• [Data to examine]:
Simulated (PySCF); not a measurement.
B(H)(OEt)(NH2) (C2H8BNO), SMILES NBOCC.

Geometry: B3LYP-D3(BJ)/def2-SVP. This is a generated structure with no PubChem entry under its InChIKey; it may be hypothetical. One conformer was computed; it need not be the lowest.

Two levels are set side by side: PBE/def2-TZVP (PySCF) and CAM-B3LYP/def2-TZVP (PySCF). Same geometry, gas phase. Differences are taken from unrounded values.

• [Brief]:
Exactly as written above, set down the whole listing again.

• [Exercise solution]:
Simulated (PySCF); not a measurement.
B(H)(OEt)(NH2) (C2H8BNO), SMILES NBOCC.

Geometry: B3LYP-D3(BJ)/def2-SVP. This is a generated structure with no PubChem entry under its InChIKey; it may be hypothetical. One conformer was computed; it need not be the lowest.

Two levels are set side by side: PBE/def2-TZVP (PySCF) and CAM-B3LYP/def2-TZVP (PySCF). Same geometry, gas phase. Differences are taken from unrounded values.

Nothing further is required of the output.